*** Supplied information ***

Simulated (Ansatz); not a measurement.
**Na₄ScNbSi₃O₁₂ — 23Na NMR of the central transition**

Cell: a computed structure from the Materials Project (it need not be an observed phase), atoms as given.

*** End of Supplied information ***

◆ Task item ◆
The records above should be restated word for word in their entirety.

◆ Response ◆
Simulated (Ansatz); not a measurement.
**Na₄ScNbSi₃O₁₂ — 23Na NMR of the central transition**

Cell: a computed structure from the Materials Project (it need not be an observed phase), atoms as given.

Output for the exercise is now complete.